DATA FOR ANALYSIS:
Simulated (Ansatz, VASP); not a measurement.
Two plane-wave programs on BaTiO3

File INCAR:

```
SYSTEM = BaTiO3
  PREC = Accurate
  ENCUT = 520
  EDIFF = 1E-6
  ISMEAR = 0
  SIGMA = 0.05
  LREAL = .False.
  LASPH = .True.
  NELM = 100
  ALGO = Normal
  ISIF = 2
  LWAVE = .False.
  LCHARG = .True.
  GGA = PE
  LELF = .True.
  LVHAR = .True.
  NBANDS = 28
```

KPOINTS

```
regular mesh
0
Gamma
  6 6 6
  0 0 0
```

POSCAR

WORK ORDER:
Reproduce the records above exactly. Leave nothing out.

REPLY:
Simulated (Ansatz, VASP); not a measurement.
Two plane-wave programs on BaTiO3

File INCAR:

```
SYSTEM = BaTiO3
  PREC = Accurate
  ENCUT = 520
  EDIFF = 1E-6
  ISMEAR = 0
  SIGMA = 0.05
  LREAL = .False.
  LASPH = .True.
  NELM = 100
  ALGO = Normal
  ISIF = 2
  LWAVE = .False.
  LCHARG = .True.
  GGA = PE
  LELF = .True.
  LVHAR = .True.
  NBANDS = 28
```

KPOINTS

```
regular mesh
0
Gamma
  6 6 6
  0 0 0
```

POSCAR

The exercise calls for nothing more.